■ Brief
Look below for the line containing "Aim: the single point of BN with LDA."; from there through the line containing "## 1. The cell of the first run", both lines included, please set down each line exactly and nothing else.

++++++

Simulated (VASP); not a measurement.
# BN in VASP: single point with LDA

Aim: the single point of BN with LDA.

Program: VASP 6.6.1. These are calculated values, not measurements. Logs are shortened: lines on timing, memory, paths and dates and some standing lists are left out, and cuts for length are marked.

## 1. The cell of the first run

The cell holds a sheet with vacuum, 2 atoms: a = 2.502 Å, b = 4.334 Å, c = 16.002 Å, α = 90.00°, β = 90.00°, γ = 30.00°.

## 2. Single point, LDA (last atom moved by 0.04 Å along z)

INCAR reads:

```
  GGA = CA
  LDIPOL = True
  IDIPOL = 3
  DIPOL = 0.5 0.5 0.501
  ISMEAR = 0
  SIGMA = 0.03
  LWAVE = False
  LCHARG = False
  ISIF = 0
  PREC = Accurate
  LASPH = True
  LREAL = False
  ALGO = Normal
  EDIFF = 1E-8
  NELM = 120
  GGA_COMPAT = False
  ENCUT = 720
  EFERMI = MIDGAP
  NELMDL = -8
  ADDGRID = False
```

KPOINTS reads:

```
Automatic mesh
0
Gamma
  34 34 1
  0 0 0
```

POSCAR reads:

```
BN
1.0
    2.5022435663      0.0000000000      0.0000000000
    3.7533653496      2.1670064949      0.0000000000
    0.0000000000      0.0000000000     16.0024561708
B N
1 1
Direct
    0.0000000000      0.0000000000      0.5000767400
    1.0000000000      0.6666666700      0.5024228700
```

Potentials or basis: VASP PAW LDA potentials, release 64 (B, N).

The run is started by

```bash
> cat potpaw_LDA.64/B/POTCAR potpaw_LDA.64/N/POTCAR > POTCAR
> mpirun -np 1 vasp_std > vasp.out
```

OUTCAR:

++++++

■ Written response
Aim: the single point of BN with LDA.

Program: VASP 6.6.1. These are calculated values, not measurements. Logs are shortened: lines on timing, memory, paths and dates and some standing lists are left out, and cuts for length are marked.

## 1. The cell of the first run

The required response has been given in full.